EXTRACTED ENTRIES:
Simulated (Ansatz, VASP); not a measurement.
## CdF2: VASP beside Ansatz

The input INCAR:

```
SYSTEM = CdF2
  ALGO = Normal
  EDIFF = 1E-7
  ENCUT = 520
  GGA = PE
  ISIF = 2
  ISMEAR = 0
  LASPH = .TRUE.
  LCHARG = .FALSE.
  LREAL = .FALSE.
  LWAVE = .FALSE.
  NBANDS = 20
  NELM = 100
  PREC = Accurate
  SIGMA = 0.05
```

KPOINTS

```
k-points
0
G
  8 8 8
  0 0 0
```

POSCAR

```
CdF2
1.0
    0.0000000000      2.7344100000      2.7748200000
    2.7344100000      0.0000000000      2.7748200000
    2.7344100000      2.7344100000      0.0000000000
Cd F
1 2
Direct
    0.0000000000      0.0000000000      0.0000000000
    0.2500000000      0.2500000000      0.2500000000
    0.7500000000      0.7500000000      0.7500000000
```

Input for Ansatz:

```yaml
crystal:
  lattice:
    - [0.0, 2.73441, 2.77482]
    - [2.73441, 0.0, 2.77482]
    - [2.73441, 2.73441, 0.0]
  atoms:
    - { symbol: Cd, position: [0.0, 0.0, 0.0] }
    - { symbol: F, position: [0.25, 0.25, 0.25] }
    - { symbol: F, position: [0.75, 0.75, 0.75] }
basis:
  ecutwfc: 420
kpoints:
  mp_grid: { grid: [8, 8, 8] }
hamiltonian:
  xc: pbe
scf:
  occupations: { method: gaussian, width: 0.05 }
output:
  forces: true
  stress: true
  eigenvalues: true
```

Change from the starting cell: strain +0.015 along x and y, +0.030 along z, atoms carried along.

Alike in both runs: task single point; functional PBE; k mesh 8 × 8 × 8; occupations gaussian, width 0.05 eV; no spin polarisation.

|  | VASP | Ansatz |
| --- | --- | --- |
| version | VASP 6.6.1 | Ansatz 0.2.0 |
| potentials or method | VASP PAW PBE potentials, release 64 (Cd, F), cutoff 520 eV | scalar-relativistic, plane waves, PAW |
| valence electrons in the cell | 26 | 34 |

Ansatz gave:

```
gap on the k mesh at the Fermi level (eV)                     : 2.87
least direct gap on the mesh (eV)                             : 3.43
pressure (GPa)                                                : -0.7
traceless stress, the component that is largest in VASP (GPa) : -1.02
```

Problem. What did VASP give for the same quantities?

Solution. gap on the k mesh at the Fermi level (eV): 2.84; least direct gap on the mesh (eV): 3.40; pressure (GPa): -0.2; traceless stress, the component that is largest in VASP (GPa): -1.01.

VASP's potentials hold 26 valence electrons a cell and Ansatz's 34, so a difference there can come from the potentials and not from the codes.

ACTION ITEM: Would you please copy, word for word, everything above from the line containing "waves, PAW |" down to the line containing "Solution. gap on", those two lines included?

TASK SOLUTION:
| potentials or method | VASP PAW PBE potentials, release 64 (Cd, F), cutoff 520 eV | scalar-relativistic, plane waves, PAW |
| valence electrons in the cell | 26 | 34 |

Ansatz gave:

```
gap on the k mesh at the Fermi level (eV)                     : 2.87
least direct gap on the mesh (eV)                             : 3.43
pressure (GPa)                                                : -0.7
traceless stress, the component that is largest in VASP (GPa) : -1.02
```

Problem. What did VASP give for the same quantities?

Solution. gap on the k mesh at the Fermi level (eV): 2.84; least direct gap on the mesh (eV): 3.40; pressure (GPa): -0.2; traceless stress, the component that is largest in VASP (GPa): -1.01.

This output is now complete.